Requirement: Two lines mark the range in the entries below: the one holding "Everything below comes" and the one holding "## (1) The cell of the first run". Set down those two and all lines between them, exactly.

# # # # #

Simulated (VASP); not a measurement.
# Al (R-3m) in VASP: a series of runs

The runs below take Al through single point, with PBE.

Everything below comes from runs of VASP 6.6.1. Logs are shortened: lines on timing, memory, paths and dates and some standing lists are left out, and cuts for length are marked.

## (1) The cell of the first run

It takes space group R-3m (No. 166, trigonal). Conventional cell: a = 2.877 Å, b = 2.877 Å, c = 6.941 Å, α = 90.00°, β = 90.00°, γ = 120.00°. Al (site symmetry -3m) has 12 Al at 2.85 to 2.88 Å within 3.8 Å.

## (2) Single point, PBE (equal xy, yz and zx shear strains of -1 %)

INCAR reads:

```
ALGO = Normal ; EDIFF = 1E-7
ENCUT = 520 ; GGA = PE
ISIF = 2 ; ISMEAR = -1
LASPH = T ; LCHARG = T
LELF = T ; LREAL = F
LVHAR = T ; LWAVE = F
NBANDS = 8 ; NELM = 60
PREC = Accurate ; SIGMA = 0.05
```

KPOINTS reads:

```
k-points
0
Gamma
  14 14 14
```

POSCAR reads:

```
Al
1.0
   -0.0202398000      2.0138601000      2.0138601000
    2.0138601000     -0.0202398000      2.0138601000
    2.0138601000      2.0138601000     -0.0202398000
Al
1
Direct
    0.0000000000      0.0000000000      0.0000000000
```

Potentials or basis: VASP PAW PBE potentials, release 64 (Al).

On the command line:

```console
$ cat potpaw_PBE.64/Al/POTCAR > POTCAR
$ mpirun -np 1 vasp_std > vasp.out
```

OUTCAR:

# # # # #

Task output:
Everything below comes from runs of VASP 6.6.1. Logs are shortened: lines on timing, memory, paths and dates and some standing lists are left out, and cuts for length are marked.

## (1) The cell of the first run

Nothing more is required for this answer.